# MATERIAL PROVIDED
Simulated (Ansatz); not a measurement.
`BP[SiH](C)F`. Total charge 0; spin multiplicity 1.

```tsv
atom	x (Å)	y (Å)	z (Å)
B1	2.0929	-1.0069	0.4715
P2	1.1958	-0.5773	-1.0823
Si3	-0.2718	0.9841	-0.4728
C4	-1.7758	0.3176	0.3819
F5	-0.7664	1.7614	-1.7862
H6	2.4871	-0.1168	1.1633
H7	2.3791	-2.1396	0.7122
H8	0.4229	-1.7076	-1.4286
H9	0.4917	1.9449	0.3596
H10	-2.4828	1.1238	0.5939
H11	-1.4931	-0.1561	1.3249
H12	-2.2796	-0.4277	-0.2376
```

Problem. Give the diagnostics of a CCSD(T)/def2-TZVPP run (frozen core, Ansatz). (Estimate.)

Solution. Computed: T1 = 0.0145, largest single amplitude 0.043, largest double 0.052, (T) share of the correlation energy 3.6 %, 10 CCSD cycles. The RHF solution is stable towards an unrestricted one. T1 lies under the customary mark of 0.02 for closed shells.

# ACTIVITY
Only one span is wanted. It runs from the first line of the listing through the line with "Problem. Give the", and each line must match exactly.

# ANSWER SPACE
Simulated (Ansatz); not a measurement.
`BP[SiH](C)F`. Total charge 0; spin multiplicity 1.

```tsv
atom	x (Å)	y (Å)	z (Å)
B1	2.0929	-1.0069	0.4715
P2	1.1958	-0.5773	-1.0823
Si3	-0.2718	0.9841	-0.4728
C4	-1.7758	0.3176	0.3819
F5	-0.7664	1.7614	-1.7862
H6	2.4871	-0.1168	1.1633
H7	2.3791	-2.1396	0.7122
H8	0.4229	-1.7076	-1.4286
H9	0.4917	1.9449	0.3596
H10	-2.4828	1.1238	0.5939
H11	-1.4931	-0.1561	1.3249
H12	-2.2796	-0.4277	-0.2376
```

Problem. Give the diagnostics of a CCSD(T)/def2-TZVPP run (frozen core, Ansatz). (Estimate.)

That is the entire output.